◆ Exercise data ◆
====================

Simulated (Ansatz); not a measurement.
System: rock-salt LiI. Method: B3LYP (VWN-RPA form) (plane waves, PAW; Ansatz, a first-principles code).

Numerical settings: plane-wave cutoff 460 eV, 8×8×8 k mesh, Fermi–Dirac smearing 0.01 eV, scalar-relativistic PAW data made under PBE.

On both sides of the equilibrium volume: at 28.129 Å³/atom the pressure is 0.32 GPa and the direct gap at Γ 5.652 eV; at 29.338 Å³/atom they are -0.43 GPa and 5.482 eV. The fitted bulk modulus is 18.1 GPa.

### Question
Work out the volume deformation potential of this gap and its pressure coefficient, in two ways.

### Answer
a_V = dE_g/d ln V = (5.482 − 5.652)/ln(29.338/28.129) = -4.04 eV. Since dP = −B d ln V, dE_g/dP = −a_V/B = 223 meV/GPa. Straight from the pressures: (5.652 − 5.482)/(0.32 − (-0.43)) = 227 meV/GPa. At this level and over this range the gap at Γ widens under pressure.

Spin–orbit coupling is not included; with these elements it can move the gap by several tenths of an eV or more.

====================

From the entries above, give again exactly the lines running from the line with "Work out the" to the line with "a_V = dE_g/d"; include both of those lines.

◆ Task output ◆
Work out the volume deformation potential of this gap and its pressure coefficient, in two ways.

### Answer
a_V = dE_g/d ln V = (5.482 − 5.652)/ln(29.338/28.129) = -4.04 eV. Since dP = −B d ln V, dE_g/dP = −a_V/B = 223 meV/GPa. Straight from the pressures: (5.652 − 5.482)/(0.32 − (-0.43)) = 227 meV/GPa. At this level and over this range the gap at Γ widens under pressure.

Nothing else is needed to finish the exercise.